| WORK INSTRUCTION |
Your answer must be an exact copy of the records below.

| SUPPLIED INFORMATION |
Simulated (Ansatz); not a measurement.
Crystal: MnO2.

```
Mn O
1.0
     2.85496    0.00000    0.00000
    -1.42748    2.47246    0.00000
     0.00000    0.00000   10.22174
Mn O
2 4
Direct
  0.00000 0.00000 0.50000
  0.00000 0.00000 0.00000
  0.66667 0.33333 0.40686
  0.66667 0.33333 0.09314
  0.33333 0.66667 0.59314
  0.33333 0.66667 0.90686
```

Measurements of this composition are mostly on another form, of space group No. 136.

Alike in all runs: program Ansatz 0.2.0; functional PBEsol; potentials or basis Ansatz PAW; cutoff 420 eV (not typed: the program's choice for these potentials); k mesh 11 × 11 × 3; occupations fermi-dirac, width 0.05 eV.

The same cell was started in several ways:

| WORKED SOLUTION |
Simulated (Ansatz); not a measurement.
Crystal: MnO2.

```
Mn O
1.0
     2.85496    0.00000    0.00000
    -1.42748    2.47246    0.00000
     0.00000    0.00000   10.22174
Mn O
2 4
Direct
  0.00000 0.00000 0.50000
  0.00000 0.00000 0.00000
  0.66667 0.33333 0.40686
  0.66667 0.33333 0.09314
  0.33333 0.66667 0.59314
  0.33333 0.66667 0.90686
```

Measurements of this composition are mostly on another form, of space group No. 136.

Alike in all runs: program Ansatz 0.2.0; functional PBEsol; potentials or basis Ansatz PAW; cutoff 420 eV (not typed: the program's choice for these potentials); k mesh 11 × 11 × 3; occupations fermi-dirac, width 0.05 eV.

The same cell was started in several ways:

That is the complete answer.